# Records provided
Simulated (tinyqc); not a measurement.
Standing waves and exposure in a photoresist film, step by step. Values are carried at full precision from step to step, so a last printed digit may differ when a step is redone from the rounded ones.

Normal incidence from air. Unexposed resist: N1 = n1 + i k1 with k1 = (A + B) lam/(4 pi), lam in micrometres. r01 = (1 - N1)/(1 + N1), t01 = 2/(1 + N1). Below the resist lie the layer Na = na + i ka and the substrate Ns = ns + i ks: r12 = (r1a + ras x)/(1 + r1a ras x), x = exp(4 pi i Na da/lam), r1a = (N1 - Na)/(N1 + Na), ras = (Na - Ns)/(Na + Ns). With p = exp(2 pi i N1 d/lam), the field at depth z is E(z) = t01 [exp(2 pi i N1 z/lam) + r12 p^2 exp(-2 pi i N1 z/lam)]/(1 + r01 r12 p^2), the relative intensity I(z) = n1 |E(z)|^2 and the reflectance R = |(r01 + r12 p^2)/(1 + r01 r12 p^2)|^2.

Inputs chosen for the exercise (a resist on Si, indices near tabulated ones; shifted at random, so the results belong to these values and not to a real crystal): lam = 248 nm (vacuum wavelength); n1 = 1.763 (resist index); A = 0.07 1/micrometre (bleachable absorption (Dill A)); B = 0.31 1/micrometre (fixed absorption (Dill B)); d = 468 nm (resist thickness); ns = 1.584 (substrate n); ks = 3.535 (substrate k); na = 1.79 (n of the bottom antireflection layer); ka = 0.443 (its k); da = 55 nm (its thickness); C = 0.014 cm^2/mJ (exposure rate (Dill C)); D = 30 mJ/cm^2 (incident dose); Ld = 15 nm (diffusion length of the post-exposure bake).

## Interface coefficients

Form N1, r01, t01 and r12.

# Work request
Return, exactly as they stand, the lines from the start of the records above through the line with "## Interface coefficients", both ends included, and no other lines.

# Response area
Simulated (tinyqc); not a measurement.
Standing waves and exposure in a photoresist film, step by step. Values are carried at full precision from step to step, so a last printed digit may differ when a step is redone from the rounded ones.

Normal incidence from air. Unexposed resist: N1 = n1 + i k1 with k1 = (A + B) lam/(4 pi), lam in micrometres. r01 = (1 - N1)/(1 + N1), t01 = 2/(1 + N1). Below the resist lie the layer Na = na + i ka and the substrate Ns = ns + i ks: r12 = (r1a + ras x)/(1 + r1a ras x), x = exp(4 pi i Na da/lam), r1a = (N1 - Na)/(N1 + Na), ras = (Na - Ns)/(Na + Ns). With p = exp(2 pi i N1 d/lam), the field at depth z is E(z) = t01 [exp(2 pi i N1 z/lam) + r12 p^2 exp(-2 pi i N1 z/lam)]/(1 + r01 r12 p^2), the relative intensity I(z) = n1 |E(z)|^2 and the reflectance R = |(r01 + r12 p^2)/(1 + r01 r12 p^2)|^2.

Inputs chosen for the exercise (a resist on Si, indices near tabulated ones; shifted at random, so the results belong to these values and not to a real crystal): lam = 248 nm (vacuum wavelength); n1 = 1.763 (resist index); A = 0.07 1/micrometre (bleachable absorption (Dill A)); B = 0.31 1/micrometre (fixed absorption (Dill B)); d = 468 nm (resist thickness); ns = 1.584 (substrate n); ks = 3.535 (substrate k); na = 1.79 (n of the bottom antireflection layer); ka = 0.443 (its k); da = 55 nm (its thickness); C = 0.014 cm^2/mJ (exposure rate (Dill C)); D = 30 mJ/cm^2 (incident dose); Ld = 15 nm (diffusion length of the post-exposure bake).

## Interface coefficients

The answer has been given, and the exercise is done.